**WORK INSTRUCTION:**
Transcribe all records, preserving every character.

**INFORMATION:**
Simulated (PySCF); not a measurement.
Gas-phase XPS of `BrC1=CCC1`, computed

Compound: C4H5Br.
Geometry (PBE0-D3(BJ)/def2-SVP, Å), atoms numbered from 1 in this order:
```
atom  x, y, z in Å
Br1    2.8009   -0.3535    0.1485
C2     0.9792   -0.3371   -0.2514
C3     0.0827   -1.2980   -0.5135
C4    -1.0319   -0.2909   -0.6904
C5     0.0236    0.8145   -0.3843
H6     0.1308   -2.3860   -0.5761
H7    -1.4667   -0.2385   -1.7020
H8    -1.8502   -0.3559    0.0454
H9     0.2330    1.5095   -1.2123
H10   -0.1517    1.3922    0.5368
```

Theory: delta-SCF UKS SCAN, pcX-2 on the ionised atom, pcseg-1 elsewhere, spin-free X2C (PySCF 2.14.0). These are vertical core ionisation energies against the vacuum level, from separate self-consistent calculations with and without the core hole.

**EXERCISE SOLUTION:**
Simulated (PySCF); not a measurement.
Gas-phase XPS of `BrC1=CCC1`, computed

Compound: C4H5Br.
Geometry (PBE0-D3(BJ)/def2-SVP, Å), atoms numbered from 1 in this order:
```
atom  x, y, z in Å
Br1    2.8009   -0.3535    0.1485
C2     0.9792   -0.3371   -0.2514
C3     0.0827   -1.2980   -0.5135
C4    -1.0319   -0.2909   -0.6904
C5     0.0236    0.8145   -0.3843
H6     0.1308   -2.3860   -0.5761
H7    -1.4667   -0.2385   -1.7020
H8    -1.8502   -0.3559    0.0454
H9     0.2330    1.5095   -1.2123
H10   -0.1517    1.3922    0.5368
```

Theory: delta-SCF UKS SCAN, pcX-2 on the ionised atom, pcseg-1 elsewhere, spin-free X2C (PySCF 2.14.0). These are vertical core ionisation energies against the vacuum level, from separate self-consistent calculations with and without the core hole.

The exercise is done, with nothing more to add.